====================

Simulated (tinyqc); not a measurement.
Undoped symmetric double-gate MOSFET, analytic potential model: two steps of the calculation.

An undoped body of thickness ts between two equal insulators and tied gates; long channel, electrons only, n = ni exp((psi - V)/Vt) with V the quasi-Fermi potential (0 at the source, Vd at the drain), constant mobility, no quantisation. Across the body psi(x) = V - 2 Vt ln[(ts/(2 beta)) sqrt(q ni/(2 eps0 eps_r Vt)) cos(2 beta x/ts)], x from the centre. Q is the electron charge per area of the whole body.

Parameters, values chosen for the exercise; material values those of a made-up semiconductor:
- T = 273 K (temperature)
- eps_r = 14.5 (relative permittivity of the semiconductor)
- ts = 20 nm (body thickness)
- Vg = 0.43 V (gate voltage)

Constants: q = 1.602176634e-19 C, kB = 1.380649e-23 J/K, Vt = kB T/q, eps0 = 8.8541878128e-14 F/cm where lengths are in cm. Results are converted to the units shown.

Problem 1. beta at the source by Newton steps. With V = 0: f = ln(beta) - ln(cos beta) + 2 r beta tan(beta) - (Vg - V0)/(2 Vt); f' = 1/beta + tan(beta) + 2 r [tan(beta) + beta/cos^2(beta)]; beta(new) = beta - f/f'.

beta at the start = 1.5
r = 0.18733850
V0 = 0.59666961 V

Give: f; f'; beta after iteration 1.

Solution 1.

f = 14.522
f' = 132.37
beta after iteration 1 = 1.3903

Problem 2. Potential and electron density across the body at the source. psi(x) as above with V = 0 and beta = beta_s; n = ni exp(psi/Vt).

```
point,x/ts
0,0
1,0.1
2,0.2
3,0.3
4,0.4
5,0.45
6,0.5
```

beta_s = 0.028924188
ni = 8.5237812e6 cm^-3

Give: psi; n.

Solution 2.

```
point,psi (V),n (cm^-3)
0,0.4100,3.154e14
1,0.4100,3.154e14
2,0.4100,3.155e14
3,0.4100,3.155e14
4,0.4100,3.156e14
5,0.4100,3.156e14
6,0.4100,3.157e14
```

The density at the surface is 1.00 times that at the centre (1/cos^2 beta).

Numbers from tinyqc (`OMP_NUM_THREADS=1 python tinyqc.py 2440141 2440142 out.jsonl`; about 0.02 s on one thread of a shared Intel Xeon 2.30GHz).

====================

What you output must be the lines from the opening of the material above up to and including the line with "Constants: q = 1.602176634e-19", reproduced exactly.

EXERCISE RESPONSE
Simulated (tinyqc); not a measurement.
Undoped symmetric double-gate MOSFET, analytic potential model: two steps of the calculation.

An undoped body of thickness ts between two equal insulators and tied gates; long channel, electrons only, n = ni exp((psi - V)/Vt) with V the quasi-Fermi potential (0 at the source, Vd at the drain), constant mobility, no quantisation. Across the body psi(x) = V - 2 Vt ln[(ts/(2 beta)) sqrt(q ni/(2 eps0 eps_r Vt)) cos(2 beta x/ts)], x from the centre. Q is the electron charge per area of the whole body.

Parameters, values chosen for the exercise; material values those of a made-up semiconductor:
- T = 273 K (temperature)
- eps_r = 14.5 (relative permittivity of the semiconductor)
- ts = 20 nm (body thickness)
- Vg = 0.43 V (gate voltage)

Constants: q = 1.602176634e-19 C, kB = 1.380649e-23 J/K, Vt = kB T/q, eps0 = 8.8541878128e-14 F/cm where lengths are in cm. Results are converted to the units shown.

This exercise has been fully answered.